What you return must match the data exactly, line for line.

EXTRACTED ENTRIES:

::::::::::

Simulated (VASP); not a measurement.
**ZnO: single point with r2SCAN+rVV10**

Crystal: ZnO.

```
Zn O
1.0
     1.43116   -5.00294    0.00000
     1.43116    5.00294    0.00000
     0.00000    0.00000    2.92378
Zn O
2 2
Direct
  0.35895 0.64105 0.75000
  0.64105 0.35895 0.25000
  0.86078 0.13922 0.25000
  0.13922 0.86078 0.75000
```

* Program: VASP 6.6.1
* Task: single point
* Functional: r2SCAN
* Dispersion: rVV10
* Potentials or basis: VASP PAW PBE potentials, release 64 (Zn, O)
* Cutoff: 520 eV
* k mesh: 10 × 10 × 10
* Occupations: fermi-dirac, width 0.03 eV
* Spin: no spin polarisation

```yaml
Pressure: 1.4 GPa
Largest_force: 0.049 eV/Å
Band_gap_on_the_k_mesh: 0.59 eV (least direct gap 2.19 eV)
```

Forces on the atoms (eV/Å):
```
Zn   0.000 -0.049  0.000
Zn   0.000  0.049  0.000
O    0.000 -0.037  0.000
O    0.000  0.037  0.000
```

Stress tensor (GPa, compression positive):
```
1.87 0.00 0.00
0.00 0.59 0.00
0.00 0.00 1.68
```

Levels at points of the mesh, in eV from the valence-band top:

::::::::::

TASK RESULT:
Simulated (VASP); not a measurement.
**ZnO: single point with r2SCAN+rVV10**

Crystal: ZnO.

```
Zn O
1.0
     1.43116   -5.00294    0.00000
     1.43116    5.00294    0.00000
     0.00000    0.00000    2.92378
Zn O
2 2
Direct
  0.35895 0.64105 0.75000
  0.64105 0.35895 0.25000
  0.86078 0.13922 0.25000
  0.13922 0.86078 0.75000
```

* Program: VASP 6.6.1
* Task: single point
* Functional: r2SCAN
* Dispersion: rVV10
* Potentials or basis: VASP PAW PBE potentials, release 64 (Zn, O)
* Cutoff: 520 eV
* k mesh: 10 × 10 × 10
* Occupations: fermi-dirac, width 0.03 eV
* Spin: no spin polarisation

```yaml
Pressure: 1.4 GPa
Largest_force: 0.049 eV/Å
Band_gap_on_the_k_mesh: 0.59 eV (least direct gap 2.19 eV)
```

Forces on the atoms (eV/Å):
```
Zn   0.000 -0.049  0.000
Zn   0.000  0.049  0.000
O    0.000 -0.037  0.000
O    0.000  0.037  0.000
```

Stress tensor (GPa, compression positive):
```
1.87 0.00 0.00
0.00 0.59 0.00
0.00 0.00 1.68
```

Levels at points of the mesh, in eV from the valence-band top:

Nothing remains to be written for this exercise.